* Assignment: Give again the lines of the data from its first line through the line with "Potentials or basis: VASP". Change nothing.

* Data for review:
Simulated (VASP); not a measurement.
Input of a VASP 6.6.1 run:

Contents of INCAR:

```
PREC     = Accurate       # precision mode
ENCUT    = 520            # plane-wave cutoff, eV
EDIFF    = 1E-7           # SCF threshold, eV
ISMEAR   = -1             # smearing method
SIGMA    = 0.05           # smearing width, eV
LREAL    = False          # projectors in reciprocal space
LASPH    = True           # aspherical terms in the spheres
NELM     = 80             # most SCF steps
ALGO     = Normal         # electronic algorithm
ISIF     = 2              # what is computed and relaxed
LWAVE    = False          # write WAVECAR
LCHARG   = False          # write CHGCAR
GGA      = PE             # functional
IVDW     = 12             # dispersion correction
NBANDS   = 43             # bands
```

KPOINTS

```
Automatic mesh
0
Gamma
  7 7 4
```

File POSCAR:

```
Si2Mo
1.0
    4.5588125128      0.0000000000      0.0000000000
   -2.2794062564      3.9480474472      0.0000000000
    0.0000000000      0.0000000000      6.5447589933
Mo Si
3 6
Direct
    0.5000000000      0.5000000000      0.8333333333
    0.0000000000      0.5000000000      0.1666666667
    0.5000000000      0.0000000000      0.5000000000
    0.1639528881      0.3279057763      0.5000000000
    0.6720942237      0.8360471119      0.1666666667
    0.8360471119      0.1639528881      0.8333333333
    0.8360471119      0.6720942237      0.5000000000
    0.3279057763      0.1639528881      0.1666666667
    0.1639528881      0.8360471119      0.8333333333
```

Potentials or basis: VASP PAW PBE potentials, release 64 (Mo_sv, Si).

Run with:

* Problem solution:
Simulated (VASP); not a measurement.
Input of a VASP 6.6.1 run:

Contents of INCAR:

```
PREC     = Accurate       # precision mode
ENCUT    = 520            # plane-wave cutoff, eV
EDIFF    = 1E-7           # SCF threshold, eV
ISMEAR   = -1             # smearing method
SIGMA    = 0.05           # smearing width, eV
LREAL    = False          # projectors in reciprocal space
LASPH    = True           # aspherical terms in the spheres
NELM     = 80             # most SCF steps
ALGO     = Normal         # electronic algorithm
ISIF     = 2              # what is computed and relaxed
LWAVE    = False          # write WAVECAR
LCHARG   = False          # write CHGCAR
GGA      = PE             # functional
IVDW     = 12             # dispersion correction
NBANDS   = 43             # bands
```

KPOINTS

```
Automatic mesh
0
Gamma
  7 7 4
```

File POSCAR:

```
Si2Mo
1.0
    4.5588125128      0.0000000000      0.0000000000
   -2.2794062564      3.9480474472      0.0000000000
    0.0000000000      0.0000000000      6.5447589933
Mo Si
3 6
Direct
    0.5000000000      0.5000000000      0.8333333333
    0.0000000000      0.5000000000      0.1666666667
    0.5000000000      0.0000000000      0.5000000000
    0.1639528881      0.3279057763      0.5000000000
    0.6720942237      0.8360471119      0.1666666667
    0.8360471119      0.1639528881      0.8333333333
    0.8360471119      0.6720942237      0.5000000000
    0.3279057763      0.1639528881      0.1666666667
    0.1639528881      0.8360471119      0.8333333333
```

Potentials or basis: VASP PAW PBE potentials, release 64 (Mo_sv, Si).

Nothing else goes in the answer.